*****

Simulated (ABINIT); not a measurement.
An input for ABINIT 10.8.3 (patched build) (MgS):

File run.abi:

*****

EXERCISE:
Please retype the listing above with no line missing.

SOLUTION:
Simulated (ABINIT); not a measurement.
An input for ABINIT 10.8.3 (patched build) (MgS):

File run.abi:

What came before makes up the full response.